Work order: Your output must match the records below character for character.

Records provided:
_ _ _
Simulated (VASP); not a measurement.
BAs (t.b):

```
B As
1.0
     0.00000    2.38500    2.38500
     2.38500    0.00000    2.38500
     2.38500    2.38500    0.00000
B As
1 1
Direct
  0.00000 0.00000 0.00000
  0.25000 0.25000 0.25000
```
_ _ _

Reply:
Simulated (VASP); not a measurement.
BAs (t.b):

```
B As
1.0
     0.00000    2.38500    2.38500
     2.38500    0.00000    2.38500
     2.38500    2.38500    0.00000
B As
1 1
Direct
  0.00000 0.00000 0.00000
  0.25000 0.25000 0.25000
```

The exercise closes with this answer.